• [Required action]
Could you print out every entry, character for character?

• [Extracted material]
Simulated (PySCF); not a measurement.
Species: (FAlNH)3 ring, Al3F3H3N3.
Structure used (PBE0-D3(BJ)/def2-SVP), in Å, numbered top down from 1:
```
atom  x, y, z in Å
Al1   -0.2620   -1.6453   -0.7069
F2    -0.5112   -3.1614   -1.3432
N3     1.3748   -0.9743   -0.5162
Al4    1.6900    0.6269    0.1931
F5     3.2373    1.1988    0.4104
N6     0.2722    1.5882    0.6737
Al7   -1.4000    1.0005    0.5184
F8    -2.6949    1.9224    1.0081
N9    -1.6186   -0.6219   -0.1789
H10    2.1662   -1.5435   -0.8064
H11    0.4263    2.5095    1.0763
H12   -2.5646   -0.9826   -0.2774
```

• [Exercise response]
Simulated (PySCF); not a measurement.
Species: (FAlNH)3 ring, Al3F3H3N3.
Structure used (PBE0-D3(BJ)/def2-SVP), in Å, numbered top down from 1:
```
atom  x, y, z in Å
Al1   -0.2620   -1.6453   -0.7069
F2    -0.5112   -3.1614   -1.3432
N3     1.3748   -0.9743   -0.5162
Al4    1.6900    0.6269    0.1931
F5     3.2373    1.1988    0.4104
N6     0.2722    1.5882    0.6737
Al7   -1.4000    1.0005    0.5184
F8    -2.6949    1.9224    1.0081
N9    -1.6186   -0.6219   -0.1789
H10    2.1662   -1.5435   -0.8064
H11    0.4263    2.5095    1.0763
H12   -2.5646   -0.9826   -0.2774
```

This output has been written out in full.